◆ TASK ITEM
What follows is a set of entries; retype all of them exactly.

══════
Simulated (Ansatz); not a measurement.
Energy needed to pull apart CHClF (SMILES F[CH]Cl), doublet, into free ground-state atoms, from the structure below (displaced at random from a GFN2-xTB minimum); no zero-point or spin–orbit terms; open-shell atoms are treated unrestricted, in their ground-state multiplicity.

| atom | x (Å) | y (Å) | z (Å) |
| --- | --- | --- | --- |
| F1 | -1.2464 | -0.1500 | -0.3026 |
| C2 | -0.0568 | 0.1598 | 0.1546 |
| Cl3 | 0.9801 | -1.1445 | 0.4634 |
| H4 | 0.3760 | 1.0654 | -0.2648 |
══════

◆ TASK ANSWER
Simulated (Ansatz); not a measurement.
Energy needed to pull apart CHClF (SMILES F[CH]Cl), doublet, into free ground-state atoms, from the structure below (displaced at random from a GFN2-xTB minimum); no zero-point or spin–orbit terms; open-shell atoms are treated unrestricted, in their ground-state multiplicity.

| atom | x (Å) | y (Å) | z (Å) |
| --- | --- | --- | --- |
| F1 | -1.2464 | -0.1500 | -0.3026 |
| C2 | -0.0568 | 0.1598 | 0.1546 |
| Cl3 | 0.9801 | -1.1445 | 0.4634 |
| H4 | 0.3760 | 1.0654 | -0.2648 |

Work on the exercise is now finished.